Listed records:
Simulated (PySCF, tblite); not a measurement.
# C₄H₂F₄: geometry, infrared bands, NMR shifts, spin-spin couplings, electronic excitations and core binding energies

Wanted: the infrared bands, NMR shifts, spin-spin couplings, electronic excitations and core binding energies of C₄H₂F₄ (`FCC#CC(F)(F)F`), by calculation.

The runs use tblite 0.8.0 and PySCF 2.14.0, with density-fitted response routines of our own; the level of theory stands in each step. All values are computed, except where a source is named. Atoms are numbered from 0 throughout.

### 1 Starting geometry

Work request:
Every entry above needs to be quoted exactly.

Solution:
Simulated (PySCF, tblite); not a measurement.
# C₄H₂F₄: geometry, infrared bands, NMR shifts, spin-spin couplings, electronic excitations and core binding energies

Wanted: the infrared bands, NMR shifts, spin-spin couplings, electronic excitations and core binding energies of C₄H₂F₄ (`FCC#CC(F)(F)F`), by calculation.

The runs use tblite 0.8.0 and PySCF 2.14.0, with density-fitted response routines of our own; the level of theory stands in each step. All values are computed, except where a source is named. Atoms are numbered from 0 throughout.

### 1 Starting geometry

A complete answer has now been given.